▸ **WORK INSTRUCTION**
Of all the entries below, retype only the lines from the one with "0.0001 | 31 |" through the one with "0.0005 | 42 |", exactly as they appear.

BEGIN

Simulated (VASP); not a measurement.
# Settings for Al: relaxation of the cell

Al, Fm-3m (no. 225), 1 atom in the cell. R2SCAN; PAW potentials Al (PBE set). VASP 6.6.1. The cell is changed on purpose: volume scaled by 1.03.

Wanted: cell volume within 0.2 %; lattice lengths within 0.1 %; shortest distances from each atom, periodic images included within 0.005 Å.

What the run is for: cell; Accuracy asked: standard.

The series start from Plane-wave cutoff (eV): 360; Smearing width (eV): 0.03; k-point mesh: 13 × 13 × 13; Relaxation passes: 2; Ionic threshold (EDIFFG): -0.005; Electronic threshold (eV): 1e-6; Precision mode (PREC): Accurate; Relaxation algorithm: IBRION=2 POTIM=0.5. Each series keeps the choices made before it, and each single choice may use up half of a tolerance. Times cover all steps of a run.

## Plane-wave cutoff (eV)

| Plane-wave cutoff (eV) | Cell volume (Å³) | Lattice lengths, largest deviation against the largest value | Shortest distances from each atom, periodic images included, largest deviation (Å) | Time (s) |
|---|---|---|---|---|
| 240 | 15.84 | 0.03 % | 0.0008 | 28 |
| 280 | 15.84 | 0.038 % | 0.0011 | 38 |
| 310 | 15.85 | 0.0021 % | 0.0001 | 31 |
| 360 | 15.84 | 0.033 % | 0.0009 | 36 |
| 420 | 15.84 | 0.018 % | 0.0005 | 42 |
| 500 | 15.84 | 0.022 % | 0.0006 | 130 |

END

▸ **ANSWER SPACE**
| 310 | 15.85 | 0.0021 % | 0.0001 | 31 |
| 360 | 15.84 | 0.033 % | 0.0009 | 36 |
| 420 | 15.84 | 0.018 % | 0.0005 | 42 |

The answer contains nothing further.